=== Section Start ===

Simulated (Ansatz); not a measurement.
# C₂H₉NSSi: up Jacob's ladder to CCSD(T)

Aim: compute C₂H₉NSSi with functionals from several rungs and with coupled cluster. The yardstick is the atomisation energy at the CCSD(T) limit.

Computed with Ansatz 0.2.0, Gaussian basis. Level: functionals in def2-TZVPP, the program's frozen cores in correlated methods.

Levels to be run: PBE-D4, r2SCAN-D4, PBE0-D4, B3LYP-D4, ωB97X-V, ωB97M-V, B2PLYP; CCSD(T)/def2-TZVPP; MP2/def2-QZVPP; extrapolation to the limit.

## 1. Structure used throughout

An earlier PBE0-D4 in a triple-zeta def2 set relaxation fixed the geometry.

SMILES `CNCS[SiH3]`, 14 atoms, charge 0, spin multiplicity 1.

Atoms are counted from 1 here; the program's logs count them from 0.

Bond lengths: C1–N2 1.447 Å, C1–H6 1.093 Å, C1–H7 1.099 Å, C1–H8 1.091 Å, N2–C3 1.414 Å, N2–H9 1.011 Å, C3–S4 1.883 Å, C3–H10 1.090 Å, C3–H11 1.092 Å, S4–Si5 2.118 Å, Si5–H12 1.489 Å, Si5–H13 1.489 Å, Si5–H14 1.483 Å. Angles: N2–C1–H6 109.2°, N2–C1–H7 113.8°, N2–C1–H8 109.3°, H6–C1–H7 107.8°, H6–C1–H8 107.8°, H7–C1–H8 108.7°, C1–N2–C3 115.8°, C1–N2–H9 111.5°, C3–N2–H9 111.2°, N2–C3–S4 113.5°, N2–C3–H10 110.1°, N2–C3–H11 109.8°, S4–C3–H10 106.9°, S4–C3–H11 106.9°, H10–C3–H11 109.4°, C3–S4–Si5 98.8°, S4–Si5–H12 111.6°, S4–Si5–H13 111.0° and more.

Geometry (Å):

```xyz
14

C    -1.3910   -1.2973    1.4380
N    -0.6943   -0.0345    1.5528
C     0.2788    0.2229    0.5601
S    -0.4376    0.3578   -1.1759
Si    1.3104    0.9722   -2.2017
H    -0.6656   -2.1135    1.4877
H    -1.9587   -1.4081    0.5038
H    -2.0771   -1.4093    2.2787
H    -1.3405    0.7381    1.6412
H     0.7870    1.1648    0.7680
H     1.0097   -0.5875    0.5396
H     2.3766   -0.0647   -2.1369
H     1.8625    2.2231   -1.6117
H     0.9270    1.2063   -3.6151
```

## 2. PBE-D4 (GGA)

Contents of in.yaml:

=== Section End ===

Work order:
The reply should hold only the lines from the top of the records through the line that has "## 2. PBE-D4 (GGA)", each one exact.

Answer area:
Simulated (Ansatz); not a measurement.
# C₂H₉NSSi: up Jacob's ladder to CCSD(T)

Aim: compute C₂H₉NSSi with functionals from several rungs and with coupled cluster. The yardstick is the atomisation energy at the CCSD(T) limit.

Computed with Ansatz 0.2.0, Gaussian basis. Level: functionals in def2-TZVPP, the program's frozen cores in correlated methods.

Levels to be run: PBE-D4, r2SCAN-D4, PBE0-D4, B3LYP-D4, ωB97X-V, ωB97M-V, B2PLYP; CCSD(T)/def2-TZVPP; MP2/def2-QZVPP; extrapolation to the limit.

## 1. Structure used throughout

An earlier PBE0-D4 in a triple-zeta def2 set relaxation fixed the geometry.

SMILES `CNCS[SiH3]`, 14 atoms, charge 0, spin multiplicity 1.

Atoms are counted from 1 here; the program's logs count them from 0.

Bond lengths: C1–N2 1.447 Å, C1–H6 1.093 Å, C1–H7 1.099 Å, C1–H8 1.091 Å, N2–C3 1.414 Å, N2–H9 1.011 Å, C3–S4 1.883 Å, C3–H10 1.090 Å, C3–H11 1.092 Å, S4–Si5 2.118 Å, Si5–H12 1.489 Å, Si5–H13 1.489 Å, Si5–H14 1.483 Å. Angles: N2–C1–H6 109.2°, N2–C1–H7 113.8°, N2–C1–H8 109.3°, H6–C1–H7 107.8°, H6–C1–H8 107.8°, H7–C1–H8 108.7°, C1–N2–C3 115.8°, C1–N2–H9 111.5°, C3–N2–H9 111.2°, N2–C3–S4 113.5°, N2–C3–H10 110.1°, N2–C3–H11 109.8°, S4–C3–H10 106.9°, S4–C3–H11 106.9°, H10–C3–H11 109.4°, C3–S4–Si5 98.8°, S4–Si5–H12 111.6°, S4–Si5–H13 111.0° and more.

Geometry (Å):

```xyz
14

C    -1.3910   -1.2973    1.4380
N    -0.6943   -0.0345    1.5528
C     0.2788    0.2229    0.5601
S    -0.4376    0.3578   -1.1759
Si    1.3104    0.9722   -2.2017
H    -0.6656   -2.1135    1.4877
H    -1.9587   -1.4081    0.5038
H    -2.0771   -1.4093    2.2787
H    -1.3405    0.7381    1.6412
H     0.7870    1.1648    0.7680
H     1.0097   -0.5875    0.5396
H     2.3766   -0.0647   -2.1369
H     1.8625    2.2231   -1.6117
H     0.9270    1.2063   -3.6151
```

## 2. PBE-D4 (GGA)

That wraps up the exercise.